Required action:
The records are to be repeated in full. Every line must match.

Available data:
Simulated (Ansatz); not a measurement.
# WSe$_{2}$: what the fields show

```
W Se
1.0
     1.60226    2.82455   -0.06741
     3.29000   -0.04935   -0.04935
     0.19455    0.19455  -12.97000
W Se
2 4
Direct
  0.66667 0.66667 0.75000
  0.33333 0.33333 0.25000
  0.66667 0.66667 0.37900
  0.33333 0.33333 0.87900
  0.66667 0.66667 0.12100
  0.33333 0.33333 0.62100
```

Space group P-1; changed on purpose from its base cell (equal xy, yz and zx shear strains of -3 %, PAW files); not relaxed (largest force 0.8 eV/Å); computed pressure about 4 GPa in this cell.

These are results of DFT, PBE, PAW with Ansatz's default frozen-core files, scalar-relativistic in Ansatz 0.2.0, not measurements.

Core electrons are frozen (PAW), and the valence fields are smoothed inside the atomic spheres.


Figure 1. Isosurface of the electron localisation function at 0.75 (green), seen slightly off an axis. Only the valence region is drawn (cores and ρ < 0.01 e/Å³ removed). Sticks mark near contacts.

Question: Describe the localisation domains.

Response:
Simulated (Ansatz); not a measurement.
# WSe$_{2}$: what the fields show

```
W Se
1.0
     1.60226    2.82455   -0.06741
     3.29000   -0.04935   -0.04935
     0.19455    0.19455  -12.97000
W Se
2 4
Direct
  0.66667 0.66667 0.75000
  0.33333 0.33333 0.25000
  0.66667 0.66667 0.37900
  0.33333 0.33333 0.87900
  0.66667 0.66667 0.12100
  0.33333 0.33333 0.62100
```

Space group P-1; changed on purpose from its base cell (equal xy, yz and zx shear strains of -3 %, PAW files); not relaxed (largest force 0.8 eV/Å); computed pressure about 4 GPa in this cell.

These are results of DFT, PBE, PAW with Ansatz's default frozen-core files, scalar-relativistic in Ansatz 0.2.0, not measurements.

Core electrons are frozen (PAW), and the valence fields are smoothed inside the atomic spheres.


Figure 1. Isosurface of the electron localisation function at 0.75 (green), seen slightly off an axis. Only the valence region is drawn (cores and ρ < 0.01 e/Å³ removed). Sticks mark near contacts.

Question: Describe the localisation domains.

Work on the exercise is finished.